....

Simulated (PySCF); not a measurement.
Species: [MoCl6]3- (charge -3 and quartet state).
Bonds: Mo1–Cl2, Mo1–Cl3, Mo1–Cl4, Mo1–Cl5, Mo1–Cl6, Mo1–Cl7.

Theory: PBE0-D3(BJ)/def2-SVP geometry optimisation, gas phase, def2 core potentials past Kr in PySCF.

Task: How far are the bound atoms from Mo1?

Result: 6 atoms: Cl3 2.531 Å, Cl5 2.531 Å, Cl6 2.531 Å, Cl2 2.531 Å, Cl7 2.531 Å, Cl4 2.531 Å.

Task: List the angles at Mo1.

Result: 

....

- _Assignment_
All lines from the top of the data through the line containing "Task: List the angles at Mo1." need to be retyped exactly, and nothing more.

- _Task response_
Simulated (PySCF); not a measurement.
Species: [MoCl6]3- (charge -3 and quartet state).
Bonds: Mo1–Cl2, Mo1–Cl3, Mo1–Cl4, Mo1–Cl5, Mo1–Cl6, Mo1–Cl7.

Theory: PBE0-D3(BJ)/def2-SVP geometry optimisation, gas phase, def2 core potentials past Kr in PySCF.

Task: How far are the bound atoms from Mo1?

Result: 6 atoms: Cl3 2.531 Å, Cl5 2.531 Å, Cl6 2.531 Å, Cl2 2.531 Å, Cl7 2.531 Å, Cl4 2.531 Å.

Task: List the angles at Mo1.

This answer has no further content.